---------- DATA ----------
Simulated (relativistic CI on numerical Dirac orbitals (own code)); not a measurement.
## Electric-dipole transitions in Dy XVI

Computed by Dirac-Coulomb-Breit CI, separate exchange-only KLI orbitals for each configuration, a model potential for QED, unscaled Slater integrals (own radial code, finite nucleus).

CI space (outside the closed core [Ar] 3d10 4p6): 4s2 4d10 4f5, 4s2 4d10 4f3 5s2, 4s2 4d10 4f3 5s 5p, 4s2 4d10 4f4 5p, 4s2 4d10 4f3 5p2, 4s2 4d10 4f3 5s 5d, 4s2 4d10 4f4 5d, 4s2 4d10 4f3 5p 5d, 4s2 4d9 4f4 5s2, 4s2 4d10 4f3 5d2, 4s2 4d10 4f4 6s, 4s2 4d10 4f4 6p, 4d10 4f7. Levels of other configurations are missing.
----------

* **BRIEF**
The entries are to be retyped in full, with no alteration.

* **WRITTEN REPLY**
Simulated (relativistic CI on numerical Dirac orbitals (own code)); not a measurement.
## Electric-dipole transitions in Dy XVI

Computed by Dirac-Coulomb-Breit CI, separate exchange-only KLI orbitals for each configuration, a model potential for QED, unscaled Slater integrals (own radial code, finite nucleus).

CI space (outside the closed core [Ar] 3d10 4p6): 4s2 4d10 4f5, 4s2 4d10 4f3 5s2, 4s2 4d10 4f3 5s 5p, 4s2 4d10 4f4 5p, 4s2 4d10 4f3 5p2, 4s2 4d10 4f3 5s 5d, 4s2 4d10 4f4 5d, 4s2 4d10 4f3 5p 5d, 4s2 4d9 4f4 5s2, 4s2 4d10 4f3 5d2, 4s2 4d10 4f4 6s, 4s2 4d10 4f4 6p, 4d10 4f7. Levels of other configurations are missing.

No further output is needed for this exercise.